The answer consists solely of the listing's lines from the first through the line containing "A column of", each reproduced exactly.

★ ★ ★
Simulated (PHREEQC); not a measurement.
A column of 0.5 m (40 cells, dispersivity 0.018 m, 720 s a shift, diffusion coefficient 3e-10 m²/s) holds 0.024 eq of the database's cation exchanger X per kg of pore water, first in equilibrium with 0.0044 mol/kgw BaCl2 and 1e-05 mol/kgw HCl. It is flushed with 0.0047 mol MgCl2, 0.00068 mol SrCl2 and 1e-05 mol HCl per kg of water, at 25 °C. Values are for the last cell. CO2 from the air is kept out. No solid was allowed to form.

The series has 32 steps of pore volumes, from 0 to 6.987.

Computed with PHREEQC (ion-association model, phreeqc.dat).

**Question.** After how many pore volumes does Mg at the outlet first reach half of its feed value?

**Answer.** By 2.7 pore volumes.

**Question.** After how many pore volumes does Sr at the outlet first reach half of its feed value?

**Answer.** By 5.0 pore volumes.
★ ★ ★

EXERCISE ANSWER —
Simulated (PHREEQC); not a measurement.
A column of 0.5 m (40 cells, dispersivity 0.018 m, 720 s a shift, diffusion coefficient 3e-10 m²/s) holds 0.024 eq of the database's cation exchanger X per kg of pore water, first in equilibrium with 0.0044 mol/kgw BaCl2 and 1e-05 mol/kgw HCl. It is flushed with 0.0047 mol MgCl2, 0.00068 mol SrCl2 and 1e-05 mol HCl per kg of water, at 25 °C. Values are for the last cell. CO2 from the air is kept out. No solid was allowed to form.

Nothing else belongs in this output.